- _Assigned task_:
Exact repetition of the data below is required.

- _Supplied material_:
· · · · · · ·

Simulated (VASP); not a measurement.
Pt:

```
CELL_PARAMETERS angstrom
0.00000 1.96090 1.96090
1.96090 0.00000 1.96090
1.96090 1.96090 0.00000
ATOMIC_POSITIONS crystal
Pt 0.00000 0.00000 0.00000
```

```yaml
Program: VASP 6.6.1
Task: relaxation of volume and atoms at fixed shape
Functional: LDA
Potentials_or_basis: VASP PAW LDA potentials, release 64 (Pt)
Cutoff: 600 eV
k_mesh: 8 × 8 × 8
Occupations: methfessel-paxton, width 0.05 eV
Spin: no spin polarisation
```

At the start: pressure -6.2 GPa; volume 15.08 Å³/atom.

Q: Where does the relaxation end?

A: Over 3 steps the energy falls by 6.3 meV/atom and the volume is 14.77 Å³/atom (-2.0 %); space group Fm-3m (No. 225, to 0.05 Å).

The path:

· · · · · · ·

- _Exercise solution_:
Simulated (VASP); not a measurement.
Pt:

```
CELL_PARAMETERS angstrom
0.00000 1.96090 1.96090
1.96090 0.00000 1.96090
1.96090 1.96090 0.00000
ATOMIC_POSITIONS crystal
Pt 0.00000 0.00000 0.00000
```

```yaml
Program: VASP 6.6.1
Task: relaxation of volume and atoms at fixed shape
Functional: LDA
Potentials_or_basis: VASP PAW LDA potentials, release 64 (Pt)
Cutoff: 600 eV
k_mesh: 8 × 8 × 8
Occupations: methfessel-paxton, width 0.05 eV
Spin: no spin polarisation
```

At the start: pressure -6.2 GPa; volume 15.08 Å³/atom.

Q: Where does the relaxation end?

A: Over 3 steps the energy falls by 6.3 meV/atom and the volume is 14.77 Å³/atom (-2.0 %); space group Fm-3m (No. 225, to 0.05 Å).

The path:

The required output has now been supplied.